STORED DATA Block Start

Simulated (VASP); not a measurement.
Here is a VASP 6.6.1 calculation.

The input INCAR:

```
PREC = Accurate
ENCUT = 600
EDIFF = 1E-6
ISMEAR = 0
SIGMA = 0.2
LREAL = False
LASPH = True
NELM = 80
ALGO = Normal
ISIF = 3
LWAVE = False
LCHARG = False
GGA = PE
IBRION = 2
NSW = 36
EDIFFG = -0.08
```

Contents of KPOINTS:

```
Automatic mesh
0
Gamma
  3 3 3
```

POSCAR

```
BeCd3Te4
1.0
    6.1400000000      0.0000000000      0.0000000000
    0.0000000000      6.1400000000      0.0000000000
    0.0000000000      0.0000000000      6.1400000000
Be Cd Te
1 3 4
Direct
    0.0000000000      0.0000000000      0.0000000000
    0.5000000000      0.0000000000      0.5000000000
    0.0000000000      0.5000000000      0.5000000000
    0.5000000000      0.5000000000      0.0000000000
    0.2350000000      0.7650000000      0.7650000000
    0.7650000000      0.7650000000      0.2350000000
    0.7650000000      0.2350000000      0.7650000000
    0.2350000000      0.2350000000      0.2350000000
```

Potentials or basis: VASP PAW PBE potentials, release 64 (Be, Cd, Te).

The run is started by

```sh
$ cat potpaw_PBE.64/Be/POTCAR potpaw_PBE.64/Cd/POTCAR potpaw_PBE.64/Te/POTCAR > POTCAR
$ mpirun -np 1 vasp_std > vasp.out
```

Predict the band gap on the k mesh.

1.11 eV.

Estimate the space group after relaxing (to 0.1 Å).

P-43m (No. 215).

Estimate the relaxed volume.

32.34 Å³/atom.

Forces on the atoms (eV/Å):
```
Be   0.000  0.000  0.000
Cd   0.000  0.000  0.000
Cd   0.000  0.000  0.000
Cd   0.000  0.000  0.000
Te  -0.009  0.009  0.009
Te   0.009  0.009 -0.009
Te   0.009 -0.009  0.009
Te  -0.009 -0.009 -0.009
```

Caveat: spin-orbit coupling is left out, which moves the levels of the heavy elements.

STORED DATA Block End

WORK ITEM:
Return the material exactly as it stands above, but only from its first line to the line containing "32.34 Å³/atom.", both ends included.

WRITTEN ANSWER:
Simulated (VASP); not a measurement.
Here is a VASP 6.6.1 calculation.

The input INCAR:

```
PREC = Accurate
ENCUT = 600
EDIFF = 1E-6
ISMEAR = 0
SIGMA = 0.2
LREAL = False
LASPH = True
NELM = 80
ALGO = Normal
ISIF = 3
LWAVE = False
LCHARG = False
GGA = PE
IBRION = 2
NSW = 36
EDIFFG = -0.08
```

Contents of KPOINTS:

```
Automatic mesh
0
Gamma
  3 3 3
```

POSCAR

```
BeCd3Te4
1.0
    6.1400000000      0.0000000000      0.0000000000
    0.0000000000      6.1400000000      0.0000000000
    0.0000000000      0.0000000000      6.1400000000
Be Cd Te
1 3 4
Direct
    0.0000000000      0.0000000000      0.0000000000
    0.5000000000      0.0000000000      0.5000000000
    0.0000000000      0.5000000000      0.5000000000
    0.5000000000      0.5000000000      0.0000000000
    0.2350000000      0.7650000000      0.7650000000
    0.7650000000      0.7650000000      0.2350000000
    0.7650000000      0.2350000000      0.7650000000
    0.2350000000      0.2350000000      0.2350000000
```

Potentials or basis: VASP PAW PBE potentials, release 64 (Be, Cd, Te).

The run is started by

```sh
$ cat potpaw_PBE.64/Be/POTCAR potpaw_PBE.64/Cd/POTCAR potpaw_PBE.64/Te/POTCAR > POTCAR
$ mpirun -np 1 vasp_std > vasp.out
```

Predict the band gap on the k mesh.

1.11 eV.

Estimate the space group after relaxing (to 0.1 Å).

P-43m (No. 215).

Estimate the relaxed volume.

32.34 Å³/atom.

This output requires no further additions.